Work order: Reproduce every entry precisely as written.

__________

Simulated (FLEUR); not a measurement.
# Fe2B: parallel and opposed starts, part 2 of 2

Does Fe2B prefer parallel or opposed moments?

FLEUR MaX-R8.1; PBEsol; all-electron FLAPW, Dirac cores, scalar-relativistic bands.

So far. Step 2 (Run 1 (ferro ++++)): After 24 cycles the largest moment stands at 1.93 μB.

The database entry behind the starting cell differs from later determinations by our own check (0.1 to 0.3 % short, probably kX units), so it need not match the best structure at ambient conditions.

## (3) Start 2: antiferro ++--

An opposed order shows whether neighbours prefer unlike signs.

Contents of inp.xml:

__________

Exercise solution:
Simulated (FLEUR); not a measurement.
# Fe2B: parallel and opposed starts, part 2 of 2

Does Fe2B prefer parallel or opposed moments?

FLEUR MaX-R8.1; PBEsol; all-electron FLAPW, Dirac cores, scalar-relativistic bands.

So far. Step 2 (Run 1 (ferro ++++)): After 24 cycles the largest moment stands at 1.93 μB.

The database entry behind the starting cell differs from later determinations by our own check (0.1 to 0.3 % short, probably kX units), so it need not match the best structure at ambient conditions.

## (3) Start 2: antiferro ++--

An opposed order shows whether neighbours prefer unlike signs.

Contents of inp.xml:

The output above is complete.